·····

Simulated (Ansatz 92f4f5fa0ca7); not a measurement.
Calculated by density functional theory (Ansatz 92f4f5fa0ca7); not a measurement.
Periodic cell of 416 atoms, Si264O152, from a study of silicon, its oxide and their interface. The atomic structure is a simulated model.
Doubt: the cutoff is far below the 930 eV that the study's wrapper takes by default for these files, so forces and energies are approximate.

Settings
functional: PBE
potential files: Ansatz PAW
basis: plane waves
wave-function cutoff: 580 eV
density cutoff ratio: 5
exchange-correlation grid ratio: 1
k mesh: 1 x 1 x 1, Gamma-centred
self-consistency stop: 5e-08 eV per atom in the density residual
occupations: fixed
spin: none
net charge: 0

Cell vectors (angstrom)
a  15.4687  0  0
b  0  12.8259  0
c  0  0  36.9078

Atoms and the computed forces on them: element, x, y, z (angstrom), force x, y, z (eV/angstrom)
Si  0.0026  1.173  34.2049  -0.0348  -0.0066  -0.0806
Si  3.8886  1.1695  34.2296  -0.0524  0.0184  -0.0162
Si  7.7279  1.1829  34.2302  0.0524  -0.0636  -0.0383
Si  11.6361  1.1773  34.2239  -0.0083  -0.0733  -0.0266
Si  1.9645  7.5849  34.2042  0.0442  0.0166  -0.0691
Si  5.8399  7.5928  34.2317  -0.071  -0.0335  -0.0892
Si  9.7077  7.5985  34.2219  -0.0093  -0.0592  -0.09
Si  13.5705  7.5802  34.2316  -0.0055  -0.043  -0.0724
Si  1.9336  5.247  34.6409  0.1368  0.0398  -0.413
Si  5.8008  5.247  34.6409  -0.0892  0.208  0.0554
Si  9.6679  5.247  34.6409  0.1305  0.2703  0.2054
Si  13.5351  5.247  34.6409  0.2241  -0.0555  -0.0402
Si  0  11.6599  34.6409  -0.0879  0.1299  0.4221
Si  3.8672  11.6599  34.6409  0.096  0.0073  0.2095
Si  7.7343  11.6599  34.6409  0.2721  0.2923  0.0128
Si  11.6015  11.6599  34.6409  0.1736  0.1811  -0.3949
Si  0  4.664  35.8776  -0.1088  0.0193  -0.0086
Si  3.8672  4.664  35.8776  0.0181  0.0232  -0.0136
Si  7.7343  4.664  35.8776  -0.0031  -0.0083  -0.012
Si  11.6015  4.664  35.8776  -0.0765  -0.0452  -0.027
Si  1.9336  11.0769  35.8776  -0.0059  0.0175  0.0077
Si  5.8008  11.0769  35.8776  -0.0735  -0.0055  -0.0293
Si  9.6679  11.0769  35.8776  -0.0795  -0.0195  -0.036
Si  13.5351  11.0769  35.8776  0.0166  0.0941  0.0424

·····

Assigned task :: Could you write out exactly the lines above, starting at the first one and ending with the line that has "basis: plane waves"?

Response ::
Simulated (Ansatz 92f4f5fa0ca7); not a measurement.
Calculated by density functional theory (Ansatz 92f4f5fa0ca7); not a measurement.
Periodic cell of 416 atoms, Si264O152, from a study of silicon, its oxide and their interface. The atomic structure is a simulated model.
Doubt: the cutoff is far below the 930 eV that the study's wrapper takes by default for these files, so forces and energies are approximate.

Settings
functional: PBE
potential files: Ansatz PAW
basis: plane waves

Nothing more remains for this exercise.